## Material shown:
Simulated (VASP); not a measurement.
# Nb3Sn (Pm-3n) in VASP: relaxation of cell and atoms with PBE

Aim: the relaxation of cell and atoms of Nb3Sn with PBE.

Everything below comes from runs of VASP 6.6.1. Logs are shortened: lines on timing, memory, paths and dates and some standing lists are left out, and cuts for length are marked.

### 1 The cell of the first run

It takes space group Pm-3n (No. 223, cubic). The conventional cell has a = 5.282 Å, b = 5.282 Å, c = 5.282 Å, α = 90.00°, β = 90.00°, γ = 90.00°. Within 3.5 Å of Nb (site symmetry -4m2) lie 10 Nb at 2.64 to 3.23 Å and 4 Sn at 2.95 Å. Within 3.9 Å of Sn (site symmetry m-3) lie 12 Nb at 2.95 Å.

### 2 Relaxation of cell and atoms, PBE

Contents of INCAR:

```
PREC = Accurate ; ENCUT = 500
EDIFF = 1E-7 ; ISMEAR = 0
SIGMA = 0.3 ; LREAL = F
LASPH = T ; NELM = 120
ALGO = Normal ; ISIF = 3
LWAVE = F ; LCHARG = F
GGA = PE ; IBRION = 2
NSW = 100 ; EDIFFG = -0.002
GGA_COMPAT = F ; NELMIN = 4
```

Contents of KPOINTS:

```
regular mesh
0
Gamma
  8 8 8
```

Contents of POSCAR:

## Exercise:
Every record above needs to be repeated word for word.

## Task solution:
Simulated (VASP); not a measurement.
# Nb3Sn (Pm-3n) in VASP: relaxation of cell and atoms with PBE

Aim: the relaxation of cell and atoms of Nb3Sn with PBE.

Everything below comes from runs of VASP 6.6.1. Logs are shortened: lines on timing, memory, paths and dates and some standing lists are left out, and cuts for length are marked.

### 1 The cell of the first run

It takes space group Pm-3n (No. 223, cubic). The conventional cell has a = 5.282 Å, b = 5.282 Å, c = 5.282 Å, α = 90.00°, β = 90.00°, γ = 90.00°. Within 3.5 Å of Nb (site symmetry -4m2) lie 10 Nb at 2.64 to 3.23 Å and 4 Sn at 2.95 Å. Within 3.9 Å of Sn (site symmetry m-3) lie 12 Nb at 2.95 Å.

### 2 Relaxation of cell and atoms, PBE

Contents of INCAR:

```
PREC = Accurate ; ENCUT = 500
EDIFF = 1E-7 ; ISMEAR = 0
SIGMA = 0.3 ; LREAL = F
LASPH = T ; NELM = 120
ALGO = Normal ; ISIF = 3
LWAVE = F ; LCHARG = F
GGA = PE ; IBRION = 2
NSW = 100 ; EDIFFG = -0.002
GGA_COMPAT = F ; NELMIN = 4
```

Contents of KPOINTS:

```
regular mesh
0
Gamma
  8 8 8
```

Contents of POSCAR:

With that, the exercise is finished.